Segment Open

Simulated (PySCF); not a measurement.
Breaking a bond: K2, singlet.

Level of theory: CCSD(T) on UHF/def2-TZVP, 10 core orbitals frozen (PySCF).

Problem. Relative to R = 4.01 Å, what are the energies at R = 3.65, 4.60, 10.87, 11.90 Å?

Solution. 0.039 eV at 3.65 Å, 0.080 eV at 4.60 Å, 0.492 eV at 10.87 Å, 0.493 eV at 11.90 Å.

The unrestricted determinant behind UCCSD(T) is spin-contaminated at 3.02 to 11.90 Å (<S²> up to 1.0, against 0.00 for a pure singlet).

Segment Closed

* Work task: What you return should be the lines from the beginning of the records through the one that contains "Solution. 0.039 eV", repeated exactly and with no additions.

* Written reply:
Simulated (PySCF); not a measurement.
Breaking a bond: K2, singlet.

Level of theory: CCSD(T) on UHF/def2-TZVP, 10 core orbitals frozen (PySCF).

Problem. Relative to R = 4.01 Å, what are the energies at R = 3.65, 4.60, 10.87, 11.90 Å?

Solution. 0.039 eV at 3.65 Å, 0.080 eV at 4.60 Å, 0.492 eV at 10.87 Å, 0.493 eV at 11.90 Å.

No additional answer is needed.